Work request: Give back exactly the lines of the data below, starting with the line that has "VASP | Ansatz |" and going on through the line that has "Atom by atom".

Supplied material:
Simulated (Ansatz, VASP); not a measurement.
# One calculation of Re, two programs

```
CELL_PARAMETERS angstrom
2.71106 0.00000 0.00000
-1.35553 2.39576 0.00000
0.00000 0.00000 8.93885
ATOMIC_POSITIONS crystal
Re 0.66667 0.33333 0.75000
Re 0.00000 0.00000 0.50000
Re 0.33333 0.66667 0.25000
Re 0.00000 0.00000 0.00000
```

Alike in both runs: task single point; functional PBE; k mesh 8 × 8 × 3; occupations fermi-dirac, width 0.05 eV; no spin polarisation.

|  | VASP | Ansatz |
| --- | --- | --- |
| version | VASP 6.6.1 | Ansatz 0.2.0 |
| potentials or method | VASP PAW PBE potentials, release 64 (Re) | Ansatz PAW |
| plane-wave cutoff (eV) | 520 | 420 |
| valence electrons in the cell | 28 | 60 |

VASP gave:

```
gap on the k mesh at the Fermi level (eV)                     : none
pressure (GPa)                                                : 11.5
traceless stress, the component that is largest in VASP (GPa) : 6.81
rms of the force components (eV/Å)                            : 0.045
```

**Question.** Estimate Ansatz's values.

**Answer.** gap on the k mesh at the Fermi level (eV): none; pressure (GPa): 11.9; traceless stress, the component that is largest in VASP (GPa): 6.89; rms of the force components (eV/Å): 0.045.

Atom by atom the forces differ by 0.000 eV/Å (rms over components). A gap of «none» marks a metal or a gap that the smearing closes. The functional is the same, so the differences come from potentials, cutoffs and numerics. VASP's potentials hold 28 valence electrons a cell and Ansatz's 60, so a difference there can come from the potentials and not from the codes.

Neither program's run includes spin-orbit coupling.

Task solution:
|  | VASP | Ansatz |
| --- | --- | --- |
| version | VASP 6.6.1 | Ansatz 0.2.0 |
| potentials or method | VASP PAW PBE potentials, release 64 (Re) | Ansatz PAW |
| plane-wave cutoff (eV) | 520 | 420 |
| valence electrons in the cell | 28 | 60 |

VASP gave:

```
gap on the k mesh at the Fermi level (eV)                     : none
pressure (GPa)                                                : 11.5
traceless stress, the component that is largest in VASP (GPa) : 6.81
rms of the force components (eV/Å)                            : 0.045
```

**Question.** Estimate Ansatz's values.

**Answer.** gap on the k mesh at the Fermi level (eV): none; pressure (GPa): 11.9; traceless stress, the component that is largest in VASP (GPa): 6.89; rms of the force components (eV/Å): 0.045.

Atom by atom the forces differ by 0.000 eV/Å (rms over components). A gap of «none» marks a metal or a gap that the smearing closes. The functional is the same, so the differences come from potentials, cutoffs and numerics. VASP's potentials hold 28 valence electrons a cell and Ansatz's 60, so a difference there can come from the potentials and not from the codes.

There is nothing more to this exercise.